### Data extracts:
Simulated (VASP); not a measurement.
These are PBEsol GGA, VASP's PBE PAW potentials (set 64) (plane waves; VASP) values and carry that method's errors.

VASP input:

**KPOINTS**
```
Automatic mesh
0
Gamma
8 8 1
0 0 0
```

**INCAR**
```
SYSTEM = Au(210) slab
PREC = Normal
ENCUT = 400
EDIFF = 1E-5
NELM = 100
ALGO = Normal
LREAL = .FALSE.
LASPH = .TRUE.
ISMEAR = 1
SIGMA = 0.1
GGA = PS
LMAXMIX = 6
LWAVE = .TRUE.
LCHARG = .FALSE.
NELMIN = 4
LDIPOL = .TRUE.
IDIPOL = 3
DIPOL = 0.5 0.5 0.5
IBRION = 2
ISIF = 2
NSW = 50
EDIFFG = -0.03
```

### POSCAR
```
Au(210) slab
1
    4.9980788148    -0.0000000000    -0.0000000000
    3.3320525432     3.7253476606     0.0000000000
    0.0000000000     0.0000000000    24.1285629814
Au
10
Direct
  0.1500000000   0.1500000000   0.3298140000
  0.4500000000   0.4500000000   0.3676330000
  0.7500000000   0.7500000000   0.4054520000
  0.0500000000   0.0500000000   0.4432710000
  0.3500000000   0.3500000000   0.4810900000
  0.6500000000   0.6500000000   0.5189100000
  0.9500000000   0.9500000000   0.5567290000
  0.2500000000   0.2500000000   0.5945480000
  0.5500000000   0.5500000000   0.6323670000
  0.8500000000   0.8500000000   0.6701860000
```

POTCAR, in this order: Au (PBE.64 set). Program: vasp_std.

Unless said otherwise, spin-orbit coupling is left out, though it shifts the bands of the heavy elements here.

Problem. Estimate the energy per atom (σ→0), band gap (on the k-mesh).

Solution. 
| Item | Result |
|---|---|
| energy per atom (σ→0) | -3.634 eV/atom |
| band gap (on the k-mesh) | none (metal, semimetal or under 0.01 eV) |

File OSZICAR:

### Action item:
Where the listing above reaches the line that contains "These are PBEsol", start retyping, and finish with the line that contains "under 0.01 eV) |"; reproduce those lines exactly and no others.

### Reply:
These are PBEsol GGA, VASP's PBE PAW potentials (set 64) (plane waves; VASP) values and carry that method's errors.

VASP input:

**KPOINTS**
```
Automatic mesh
0
Gamma
8 8 1
0 0 0
```

**INCAR**
```
SYSTEM = Au(210) slab
PREC = Normal
ENCUT = 400
EDIFF = 1E-5
NELM = 100
ALGO = Normal
LREAL = .FALSE.
LASPH = .TRUE.
ISMEAR = 1
SIGMA = 0.1
GGA = PS
LMAXMIX = 6
LWAVE = .TRUE.
LCHARG = .FALSE.
NELMIN = 4
LDIPOL = .TRUE.
IDIPOL = 3
DIPOL = 0.5 0.5 0.5
IBRION = 2
ISIF = 2
NSW = 50
EDIFFG = -0.03
```

### POSCAR
```
Au(210) slab
1
    4.9980788148    -0.0000000000    -0.0000000000
    3.3320525432     3.7253476606     0.0000000000
    0.0000000000     0.0000000000    24.1285629814
Au
10
Direct
  0.1500000000   0.1500000000   0.3298140000
  0.4500000000   0.4500000000   0.3676330000
  0.7500000000   0.7500000000   0.4054520000
  0.0500000000   0.0500000000   0.4432710000
  0.3500000000   0.3500000000   0.4810900000
  0.6500000000   0.6500000000   0.5189100000
  0.9500000000   0.9500000000   0.5567290000
  0.2500000000   0.2500000000   0.5945480000
  0.5500000000   0.5500000000   0.6323670000
  0.8500000000   0.8500000000   0.6701860000
```

POTCAR, in this order: Au (PBE.64 set). Program: vasp_std.

Unless said otherwise, spin-orbit coupling is left out, though it shifts the bands of the heavy elements here.

Problem. Estimate the energy per atom (σ→0), band gap (on the k-mesh).

Solution. 
| Item | Result |
|---|---|
| energy per atom (σ→0) | -3.634 eV/atom |
| band gap (on the k-mesh) | none (metal, semimetal or under 0.01 eV) |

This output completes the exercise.